**Action item:** Word for word, please restate the lines from the beginning of the data through the line in which "Calculated by Dirac-Coulomb-Breit" appears.

**Recorded information:**

--- --- ---

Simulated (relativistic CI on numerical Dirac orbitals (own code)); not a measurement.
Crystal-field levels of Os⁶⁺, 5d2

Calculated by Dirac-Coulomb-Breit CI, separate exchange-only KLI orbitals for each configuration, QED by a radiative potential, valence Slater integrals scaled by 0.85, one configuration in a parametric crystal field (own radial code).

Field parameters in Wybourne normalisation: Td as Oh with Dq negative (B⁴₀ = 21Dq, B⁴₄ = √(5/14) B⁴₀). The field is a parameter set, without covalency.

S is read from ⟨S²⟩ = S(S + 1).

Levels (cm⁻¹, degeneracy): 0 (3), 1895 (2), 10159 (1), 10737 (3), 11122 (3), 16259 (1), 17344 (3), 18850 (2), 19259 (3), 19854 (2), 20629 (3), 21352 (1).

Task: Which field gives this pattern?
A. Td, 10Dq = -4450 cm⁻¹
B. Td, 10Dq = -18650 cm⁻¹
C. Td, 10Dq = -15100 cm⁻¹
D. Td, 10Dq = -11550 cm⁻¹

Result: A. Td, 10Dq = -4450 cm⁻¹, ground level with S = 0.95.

--- --- ---

**Exercise result:**
Simulated (relativistic CI on numerical Dirac orbitals (own code)); not a measurement.
Crystal-field levels of Os⁶⁺, 5d2

Calculated by Dirac-Coulomb-Breit CI, separate exchange-only KLI orbitals for each configuration, QED by a radiative potential, valence Slater integrals scaled by 0.85, one configuration in a parametric crystal field (own radial code).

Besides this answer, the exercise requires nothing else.